━━━━━ Available data
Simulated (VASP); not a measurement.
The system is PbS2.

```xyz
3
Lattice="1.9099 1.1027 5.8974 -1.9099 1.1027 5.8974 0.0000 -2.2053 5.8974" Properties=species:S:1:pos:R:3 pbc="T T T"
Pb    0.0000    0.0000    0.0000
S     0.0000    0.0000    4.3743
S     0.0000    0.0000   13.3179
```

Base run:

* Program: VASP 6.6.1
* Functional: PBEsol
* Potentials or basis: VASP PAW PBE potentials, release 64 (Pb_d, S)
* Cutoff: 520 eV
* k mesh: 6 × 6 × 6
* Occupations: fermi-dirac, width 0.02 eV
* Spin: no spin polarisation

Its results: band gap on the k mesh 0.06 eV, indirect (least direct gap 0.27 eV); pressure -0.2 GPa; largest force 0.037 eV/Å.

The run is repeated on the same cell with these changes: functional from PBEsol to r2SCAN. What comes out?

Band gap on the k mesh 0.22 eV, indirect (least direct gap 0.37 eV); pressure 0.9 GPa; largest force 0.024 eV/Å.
━━━━━━━━━━

Every entry must be quoted exactly as it appears above.

Simulated (VASP); not a measurement.
The system is PbS2.

```xyz
3
Lattice="1.9099 1.1027 5.8974 -1.9099 1.1027 5.8974 0.0000 -2.2053 5.8974" Properties=species:S:1:pos:R:3 pbc="T T T"
Pb    0.0000    0.0000    0.0000
S     0.0000    0.0000    4.3743
S     0.0000    0.0000   13.3179
```

Base run:

* Program: VASP 6.6.1
* Functional: PBEsol
* Potentials or basis: VASP PAW PBE potentials, release 64 (Pb_d, S)
* Cutoff: 520 eV
* k mesh: 6 × 6 × 6
* Occupations: fermi-dirac, width 0.02 eV
* Spin: no spin polarisation

Its results: band gap on the k mesh 0.06 eV, indirect (least direct gap 0.27 eV); pressure -0.2 GPa; largest force 0.037 eV/Å.

The run is repeated on the same cell with these changes: functional from PBEsol to r2SCAN. What comes out?

Band gap on the k mesh 0.22 eV, indirect (least direct gap 0.37 eV); pressure 0.9 GPa; largest force 0.024 eV/Å.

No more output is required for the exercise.